● **TASK ITEM**
Every line below must be reproduced exactly. Copy them all.

● **INFORMATION PROVIDED**
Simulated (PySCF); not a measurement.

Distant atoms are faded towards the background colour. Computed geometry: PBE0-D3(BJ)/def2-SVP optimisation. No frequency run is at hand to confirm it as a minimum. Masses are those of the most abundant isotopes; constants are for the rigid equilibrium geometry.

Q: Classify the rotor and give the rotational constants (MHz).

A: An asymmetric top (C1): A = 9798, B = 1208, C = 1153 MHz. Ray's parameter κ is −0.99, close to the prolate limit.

● **RESPONSE**
Simulated (PySCF); not a measurement.

Distant atoms are faded towards the background colour. Computed geometry: PBE0-D3(BJ)/def2-SVP optimisation. No frequency run is at hand to confirm it as a minimum. Masses are those of the most abundant isotopes; constants are for the rigid equilibrium geometry.

Q: Classify the rotor and give the rotational constants (MHz).

A: An asymmetric top (C1): A = 9798, B = 1208, C = 1153 MHz. Ray's parameter κ is −0.99, close to the prolate limit.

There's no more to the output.